#### ACTIVITY:
Please return, with no alterations, the lines below from the very first through the one that contains "## Input of the first row".

#### ENTRIES PROVIDED:
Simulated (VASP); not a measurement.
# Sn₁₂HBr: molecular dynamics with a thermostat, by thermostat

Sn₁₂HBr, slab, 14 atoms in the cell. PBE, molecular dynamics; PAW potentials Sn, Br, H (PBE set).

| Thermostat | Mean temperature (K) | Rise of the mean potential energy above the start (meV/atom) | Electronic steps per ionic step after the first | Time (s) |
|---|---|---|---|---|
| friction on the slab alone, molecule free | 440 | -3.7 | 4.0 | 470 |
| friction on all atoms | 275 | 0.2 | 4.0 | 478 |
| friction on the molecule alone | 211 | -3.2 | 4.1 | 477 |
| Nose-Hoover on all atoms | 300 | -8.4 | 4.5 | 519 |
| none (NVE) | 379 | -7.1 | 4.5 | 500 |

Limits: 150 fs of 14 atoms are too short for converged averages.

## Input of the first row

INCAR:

#### ANSWER BOX:
Simulated (VASP); not a measurement.
# Sn₁₂HBr: molecular dynamics with a thermostat, by thermostat

Sn₁₂HBr, slab, 14 atoms in the cell. PBE, molecular dynamics; PAW potentials Sn, Br, H (PBE set).

| Thermostat | Mean temperature (K) | Rise of the mean potential energy above the start (meV/atom) | Electronic steps per ionic step after the first | Time (s) |
|---|---|---|---|---|
| friction on the slab alone, molecule free | 440 | -3.7 | 4.0 | 470 |
| friction on all atoms | 275 | 0.2 | 4.0 | 478 |
| friction on the molecule alone | 211 | -3.2 | 4.1 | 477 |
| Nose-Hoover on all atoms | 300 | -8.4 | 4.5 | 519 |
| none (NVE) | 379 | -7.1 | 4.5 | 500 |

Limits: 150 fs of 14 atoms are too short for converged averages.

## Input of the first row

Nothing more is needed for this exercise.